**Supplied entries**
###

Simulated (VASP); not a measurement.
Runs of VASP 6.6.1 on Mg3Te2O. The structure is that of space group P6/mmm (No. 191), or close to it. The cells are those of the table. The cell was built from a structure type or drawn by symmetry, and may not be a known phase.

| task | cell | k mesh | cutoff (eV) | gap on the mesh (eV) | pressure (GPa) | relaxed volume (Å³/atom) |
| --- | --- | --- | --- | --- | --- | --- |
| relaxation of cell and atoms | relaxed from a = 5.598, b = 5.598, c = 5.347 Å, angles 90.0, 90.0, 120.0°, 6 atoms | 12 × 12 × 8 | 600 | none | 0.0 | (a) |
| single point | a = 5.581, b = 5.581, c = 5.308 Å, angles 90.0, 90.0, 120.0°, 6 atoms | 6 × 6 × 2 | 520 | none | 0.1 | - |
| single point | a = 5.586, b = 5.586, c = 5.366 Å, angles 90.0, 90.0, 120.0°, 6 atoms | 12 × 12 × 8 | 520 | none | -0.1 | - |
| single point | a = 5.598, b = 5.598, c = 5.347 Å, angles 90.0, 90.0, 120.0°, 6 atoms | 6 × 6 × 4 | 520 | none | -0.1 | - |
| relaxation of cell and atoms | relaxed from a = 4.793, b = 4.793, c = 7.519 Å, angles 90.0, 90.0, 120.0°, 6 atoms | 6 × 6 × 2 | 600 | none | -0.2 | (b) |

###

**Assigned task**
Reproduce all of the entries above verbatim.

**Your response**
Simulated (VASP); not a measurement.
Runs of VASP 6.6.1 on Mg3Te2O. The structure is that of space group P6/mmm (No. 191), or close to it. The cells are those of the table. The cell was built from a structure type or drawn by symmetry, and may not be a known phase.

| task | cell | k mesh | cutoff (eV) | gap on the mesh (eV) | pressure (GPa) | relaxed volume (Å³/atom) |
| --- | --- | --- | --- | --- | --- | --- |
| relaxation of cell and atoms | relaxed from a = 5.598, b = 5.598, c = 5.347 Å, angles 90.0, 90.0, 120.0°, 6 atoms | 12 × 12 × 8 | 600 | none | 0.0 | (a) |
| single point | a = 5.581, b = 5.581, c = 5.308 Å, angles 90.0, 90.0, 120.0°, 6 atoms | 6 × 6 × 2 | 520 | none | 0.1 | - |
| single point | a = 5.586, b = 5.586, c = 5.366 Å, angles 90.0, 90.0, 120.0°, 6 atoms | 12 × 12 × 8 | 520 | none | -0.1 | - |
| single point | a = 5.598, b = 5.598, c = 5.347 Å, angles 90.0, 90.0, 120.0°, 6 atoms | 6 × 6 × 4 | 520 | none | -0.1 | - |
| relaxation of cell and atoms | relaxed from a = 4.793, b = 4.793, c = 7.519 Å, angles 90.0, 90.0, 120.0°, 6 atoms | 6 × 6 × 2 | 600 | none | -0.2 | (b) |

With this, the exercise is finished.